Required action » When you write the records again, keep every line exactly as it was.

(Beginning of Entries provided)

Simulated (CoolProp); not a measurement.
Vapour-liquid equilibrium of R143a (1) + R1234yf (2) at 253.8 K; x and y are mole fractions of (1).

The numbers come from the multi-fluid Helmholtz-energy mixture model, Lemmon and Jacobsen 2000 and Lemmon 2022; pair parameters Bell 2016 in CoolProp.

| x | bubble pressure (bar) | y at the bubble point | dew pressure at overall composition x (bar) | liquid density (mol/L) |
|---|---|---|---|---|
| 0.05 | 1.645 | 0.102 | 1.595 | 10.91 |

(End of Entries provided)

Result »
Simulated (CoolProp); not a measurement.
Vapour-liquid equilibrium of R143a (1) + R1234yf (2) at 253.8 K; x and y are mole fractions of (1).

The numbers come from the multi-fluid Helmholtz-energy mixture model, Lemmon and Jacobsen 2000 and Lemmon 2022; pair parameters Bell 2016 in CoolProp.

| x | bubble pressure (bar) | y at the bubble point | dew pressure at overall composition x (bar) | liquid density (mol/L) |
|---|---|---|---|---|
| 0.05 | 1.645 | 0.102 | 1.595 | 10.91 |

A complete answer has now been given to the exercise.